DATA FOR ANALYSIS →
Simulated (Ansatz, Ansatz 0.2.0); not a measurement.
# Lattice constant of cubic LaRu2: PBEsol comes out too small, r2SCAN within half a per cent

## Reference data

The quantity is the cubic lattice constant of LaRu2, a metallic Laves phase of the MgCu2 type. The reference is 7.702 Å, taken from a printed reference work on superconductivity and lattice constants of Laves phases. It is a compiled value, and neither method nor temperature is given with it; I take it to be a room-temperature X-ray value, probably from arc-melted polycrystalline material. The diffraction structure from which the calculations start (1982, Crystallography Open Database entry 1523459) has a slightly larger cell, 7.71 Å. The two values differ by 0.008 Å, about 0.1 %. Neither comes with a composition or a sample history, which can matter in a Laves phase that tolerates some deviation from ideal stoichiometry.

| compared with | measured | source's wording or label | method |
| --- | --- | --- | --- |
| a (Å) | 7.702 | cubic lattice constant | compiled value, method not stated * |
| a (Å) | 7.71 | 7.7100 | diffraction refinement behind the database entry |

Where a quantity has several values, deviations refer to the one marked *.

ASSIGNED TASK →
Reproduce the data above in full, with no line missing.

PROBLEM SOLUTION →
Simulated (Ansatz, Ansatz 0.2.0); not a measurement.
# Lattice constant of cubic LaRu2: PBEsol comes out too small, r2SCAN within half a per cent

## Reference data

The quantity is the cubic lattice constant of LaRu2, a metallic Laves phase of the MgCu2 type. The reference is 7.702 Å, taken from a printed reference work on superconductivity and lattice constants of Laves phases. It is a compiled value, and neither method nor temperature is given with it; I take it to be a room-temperature X-ray value, probably from arc-melted polycrystalline material. The diffraction structure from which the calculations start (1982, Crystallography Open Database entry 1523459) has a slightly larger cell, 7.71 Å. The two values differ by 0.008 Å, about 0.1 %. Neither comes with a composition or a sample history, which can matter in a Laves phase that tolerates some deviation from ideal stoichiometry.

| compared with | measured | source's wording or label | method |
| --- | --- | --- | --- |
| a (Å) | 7.702 | cubic lattice constant | compiled value, method not stated * |
| a (Å) | 7.71 | 7.7100 | diffraction refinement behind the database entry |

Where a quantity has several values, deviations refer to the one marked *.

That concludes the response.